__Brief__
Please take the lines from the one holding "- Occupations: fermi-dirac, width 0.05 eV" through the one holding "One way to write" in the data below and copy them exactly.

__Material shown__
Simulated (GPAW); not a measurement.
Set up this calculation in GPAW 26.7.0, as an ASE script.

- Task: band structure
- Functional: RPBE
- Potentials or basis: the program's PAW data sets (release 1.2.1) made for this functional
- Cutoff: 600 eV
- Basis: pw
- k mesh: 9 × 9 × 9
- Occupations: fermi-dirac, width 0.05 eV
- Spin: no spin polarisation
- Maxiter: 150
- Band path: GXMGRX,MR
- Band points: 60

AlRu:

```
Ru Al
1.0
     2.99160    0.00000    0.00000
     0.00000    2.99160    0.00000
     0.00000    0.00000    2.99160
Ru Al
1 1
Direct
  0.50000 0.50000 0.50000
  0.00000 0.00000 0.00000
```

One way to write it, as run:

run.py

__Response area__
- Occupations: fermi-dirac, width 0.05 eV
- Spin: no spin polarisation
- Maxiter: 150
- Band path: GXMGRX,MR
- Band points: 60

AlRu:

```
Ru Al
1.0
     2.99160    0.00000    0.00000
     0.00000    2.99160    0.00000
     0.00000    0.00000    2.99160
Ru Al
1 1
Direct
  0.50000 0.50000 0.50000
  0.00000 0.00000 0.00000
```

One way to write it, as run:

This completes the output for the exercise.